_Assigned task:_
Return only the stretch of the material below that begins with the line containing "The structure of" and ends with the line containing "This cell differs", exactly; both of those lines belong to it.

====================

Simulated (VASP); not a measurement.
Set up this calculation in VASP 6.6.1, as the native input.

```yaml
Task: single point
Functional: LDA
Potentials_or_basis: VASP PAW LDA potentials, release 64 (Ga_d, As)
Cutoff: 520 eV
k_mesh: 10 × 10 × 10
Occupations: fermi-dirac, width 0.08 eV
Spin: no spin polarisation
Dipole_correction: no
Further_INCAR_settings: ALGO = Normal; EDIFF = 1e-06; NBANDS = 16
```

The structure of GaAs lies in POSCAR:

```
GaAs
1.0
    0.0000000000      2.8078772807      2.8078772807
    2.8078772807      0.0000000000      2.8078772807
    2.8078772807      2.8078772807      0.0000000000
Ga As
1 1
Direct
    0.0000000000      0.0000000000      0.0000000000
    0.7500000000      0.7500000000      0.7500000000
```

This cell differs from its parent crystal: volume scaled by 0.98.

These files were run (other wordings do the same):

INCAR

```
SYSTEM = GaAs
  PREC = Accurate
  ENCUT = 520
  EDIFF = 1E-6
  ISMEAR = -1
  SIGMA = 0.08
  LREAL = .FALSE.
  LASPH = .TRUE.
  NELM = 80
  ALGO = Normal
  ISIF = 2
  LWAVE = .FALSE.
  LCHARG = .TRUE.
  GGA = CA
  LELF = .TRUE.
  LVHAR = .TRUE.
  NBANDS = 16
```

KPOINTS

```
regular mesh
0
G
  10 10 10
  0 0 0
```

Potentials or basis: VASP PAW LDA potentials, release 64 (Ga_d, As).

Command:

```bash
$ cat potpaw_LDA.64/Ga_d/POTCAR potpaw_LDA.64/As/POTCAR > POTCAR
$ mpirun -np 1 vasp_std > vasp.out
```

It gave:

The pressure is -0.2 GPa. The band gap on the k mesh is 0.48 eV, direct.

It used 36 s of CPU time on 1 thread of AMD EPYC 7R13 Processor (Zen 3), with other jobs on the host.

====================

_Answer area:_
The structure of GaAs lies in POSCAR:

```
GaAs
1.0
    0.0000000000      2.8078772807      2.8078772807
    2.8078772807      0.0000000000      2.8078772807
    2.8078772807      2.8078772807      0.0000000000
Ga As
1 1
Direct
    0.0000000000      0.0000000000      0.0000000000
    0.7500000000      0.7500000000      0.7500000000
```

This cell differs from its parent crystal: volume scaled by 0.98.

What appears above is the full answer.